** TASK ITEM **
Each record is to be written out exactly as it appears.

Top of MATERIAL PROVIDED

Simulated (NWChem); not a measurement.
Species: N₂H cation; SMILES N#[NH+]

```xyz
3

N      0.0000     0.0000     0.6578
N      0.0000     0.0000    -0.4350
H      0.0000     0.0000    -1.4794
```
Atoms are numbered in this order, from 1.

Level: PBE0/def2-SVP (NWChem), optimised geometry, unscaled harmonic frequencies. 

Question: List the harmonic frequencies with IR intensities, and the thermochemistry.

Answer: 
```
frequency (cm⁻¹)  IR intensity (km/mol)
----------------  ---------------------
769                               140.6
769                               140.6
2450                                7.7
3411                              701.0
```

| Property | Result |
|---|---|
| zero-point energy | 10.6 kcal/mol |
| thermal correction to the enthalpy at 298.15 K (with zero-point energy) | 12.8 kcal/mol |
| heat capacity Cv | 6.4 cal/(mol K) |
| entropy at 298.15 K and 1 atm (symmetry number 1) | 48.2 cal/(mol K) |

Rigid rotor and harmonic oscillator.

Bottom of MATERIAL PROVIDED

** EXERCISE RESPONSE **
Simulated (NWChem); not a measurement.
Species: N₂H cation; SMILES N#[NH+]

```xyz
3

N      0.0000     0.0000     0.6578
N      0.0000     0.0000    -0.4350
H      0.0000     0.0000    -1.4794
```
Atoms are numbered in this order, from 1.

Level: PBE0/def2-SVP (NWChem), optimised geometry, unscaled harmonic frequencies. 

Question: List the harmonic frequencies with IR intensities, and the thermochemistry.

Answer: 
```
frequency (cm⁻¹)  IR intensity (km/mol)
----------------  ---------------------
769                               140.6
769                               140.6
2450                                7.7
3411                              701.0
```

| Property | Result |
|---|---|
| zero-point energy | 10.6 kcal/mol |
| thermal correction to the enthalpy at 298.15 K (with zero-point energy) | 12.8 kcal/mol |
| heat capacity Cv | 6.4 cal/(mol K) |
| entropy at 298.15 K and 1 atm (symmetry number 1) | 48.2 cal/(mol K) |

Rigid rotor and harmonic oscillator.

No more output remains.